*Record excerpts:*
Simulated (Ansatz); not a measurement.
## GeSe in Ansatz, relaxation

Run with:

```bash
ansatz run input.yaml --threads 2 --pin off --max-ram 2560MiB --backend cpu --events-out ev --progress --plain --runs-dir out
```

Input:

*Brief:* Nothing in the listing above may be altered; transcribe all of it.

*Your solution:*
Simulated (Ansatz); not a measurement.
## GeSe in Ansatz, relaxation

Run with:

```bash
ansatz run input.yaml --threads 2 --pin off --max-ram 2560MiB --backend cpu --events-out ev --progress --plain --runs-dir out
```

Input:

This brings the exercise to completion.